**Record excerpts**
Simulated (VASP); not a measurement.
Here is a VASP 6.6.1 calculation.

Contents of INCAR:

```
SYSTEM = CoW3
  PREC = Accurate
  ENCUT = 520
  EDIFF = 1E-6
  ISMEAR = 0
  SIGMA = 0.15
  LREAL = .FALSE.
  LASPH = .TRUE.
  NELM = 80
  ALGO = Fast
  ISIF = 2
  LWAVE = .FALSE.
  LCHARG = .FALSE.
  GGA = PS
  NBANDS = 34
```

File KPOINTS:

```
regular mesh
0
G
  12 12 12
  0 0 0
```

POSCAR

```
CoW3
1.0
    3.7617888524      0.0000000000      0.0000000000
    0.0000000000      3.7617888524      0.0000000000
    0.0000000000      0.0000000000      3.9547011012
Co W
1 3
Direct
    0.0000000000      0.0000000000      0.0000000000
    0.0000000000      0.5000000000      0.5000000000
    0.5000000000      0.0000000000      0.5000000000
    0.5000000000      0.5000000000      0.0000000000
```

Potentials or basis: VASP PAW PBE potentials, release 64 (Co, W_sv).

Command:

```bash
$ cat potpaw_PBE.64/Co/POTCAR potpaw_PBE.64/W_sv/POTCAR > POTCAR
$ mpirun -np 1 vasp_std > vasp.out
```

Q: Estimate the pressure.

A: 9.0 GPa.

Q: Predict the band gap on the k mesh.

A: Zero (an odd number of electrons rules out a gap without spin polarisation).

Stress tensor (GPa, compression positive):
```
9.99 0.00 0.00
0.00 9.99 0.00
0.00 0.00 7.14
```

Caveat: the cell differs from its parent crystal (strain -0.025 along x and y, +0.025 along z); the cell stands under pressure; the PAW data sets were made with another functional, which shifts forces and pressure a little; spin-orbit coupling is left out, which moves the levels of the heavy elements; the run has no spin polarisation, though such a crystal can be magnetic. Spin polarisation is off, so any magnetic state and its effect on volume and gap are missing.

**Activity**
Your output should be an exact copy of the lines from the top of the listing above to the line with "Q: Predict the band gap on the k mesh.", both ends included.

**Worked solution**
Simulated (VASP); not a measurement.
Here is a VASP 6.6.1 calculation.

Contents of INCAR:

```
SYSTEM = CoW3
  PREC = Accurate
  ENCUT = 520
  EDIFF = 1E-6
  ISMEAR = 0
  SIGMA = 0.15
  LREAL = .FALSE.
  LASPH = .TRUE.
  NELM = 80
  ALGO = Fast
  ISIF = 2
  LWAVE = .FALSE.
  LCHARG = .FALSE.
  GGA = PS
  NBANDS = 34
```

File KPOINTS:

```
regular mesh
0
G
  12 12 12
  0 0 0
```

POSCAR

```
CoW3
1.0
    3.7617888524      0.0000000000      0.0000000000
    0.0000000000      3.7617888524      0.0000000000
    0.0000000000      0.0000000000      3.9547011012
Co W
1 3
Direct
    0.0000000000      0.0000000000      0.0000000000
    0.0000000000      0.5000000000      0.5000000000
    0.5000000000      0.0000000000      0.5000000000
    0.5000000000      0.5000000000      0.0000000000
```

Potentials or basis: VASP PAW PBE potentials, release 64 (Co, W_sv).

Command:

```bash
$ cat potpaw_PBE.64/Co/POTCAR potpaw_PBE.64/W_sv/POTCAR > POTCAR
$ mpirun -np 1 vasp_std > vasp.out
```

Q: Estimate the pressure.

A: 9.0 GPa.

Q: Predict the band gap on the k mesh.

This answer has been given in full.